→ Action item
For the entries below, the expected answer is the line with "The cell was", the line with "At the start: pressure", and every line between them, exactly as written, and nothing more.

→ Source data
※ ※ ※
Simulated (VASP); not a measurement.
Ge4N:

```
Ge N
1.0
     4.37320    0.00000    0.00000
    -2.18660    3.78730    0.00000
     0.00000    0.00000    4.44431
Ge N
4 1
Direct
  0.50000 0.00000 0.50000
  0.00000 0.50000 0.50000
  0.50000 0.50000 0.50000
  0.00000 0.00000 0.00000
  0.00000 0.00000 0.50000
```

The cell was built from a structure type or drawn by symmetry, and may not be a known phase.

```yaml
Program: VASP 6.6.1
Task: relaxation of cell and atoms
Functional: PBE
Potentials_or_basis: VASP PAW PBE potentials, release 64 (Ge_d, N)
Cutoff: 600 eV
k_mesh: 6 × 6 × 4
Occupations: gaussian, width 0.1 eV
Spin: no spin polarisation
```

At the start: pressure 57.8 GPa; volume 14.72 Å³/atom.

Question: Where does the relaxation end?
※ ※ ※

→ Exercise result
The cell was built from a structure type or drawn by symmetry, and may not be a known phase.

```yaml
Program: VASP 6.6.1
Task: relaxation of cell and atoms
Functional: PBE
Potentials_or_basis: VASP PAW PBE potentials, release 64 (Ge_d, N)
Cutoff: 600 eV
k_mesh: 6 × 6 × 4
Occupations: gaussian, width 0.1 eV
Spin: no spin polarisation
```

At the start: pressure 57.8 GPa; volume 14.72 Å³/atom.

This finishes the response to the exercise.